» REQUIRED ACTION
Only the lines from the top of the data through the line with "Q: Predict the final energy." should be repeated, each exactly as written.

» STORED DATA
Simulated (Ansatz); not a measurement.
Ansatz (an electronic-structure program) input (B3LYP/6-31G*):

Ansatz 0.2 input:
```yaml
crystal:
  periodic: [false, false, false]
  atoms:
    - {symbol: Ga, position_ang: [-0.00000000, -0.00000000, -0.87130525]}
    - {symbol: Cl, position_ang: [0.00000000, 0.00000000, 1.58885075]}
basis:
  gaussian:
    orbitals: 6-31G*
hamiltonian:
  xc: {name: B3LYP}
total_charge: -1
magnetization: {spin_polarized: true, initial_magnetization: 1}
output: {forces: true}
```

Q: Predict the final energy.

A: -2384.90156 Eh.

» WRITTEN REPLY
Simulated (Ansatz); not a measurement.
Ansatz (an electronic-structure program) input (B3LYP/6-31G*):

Ansatz 0.2 input:
```yaml
crystal:
  periodic: [false, false, false]
  atoms:
    - {symbol: Ga, position_ang: [-0.00000000, -0.00000000, -0.87130525]}
    - {symbol: Cl, position_ang: [0.00000000, 0.00000000, 1.58885075]}
basis:
  gaussian:
    orbitals: 6-31G*
hamiltonian:
  xc: {name: B3LYP}
total_charge: -1
magnetization: {spin_polarized: true, initial_magnetization: 1}
output: {forces: true}
```

Q: Predict the final energy.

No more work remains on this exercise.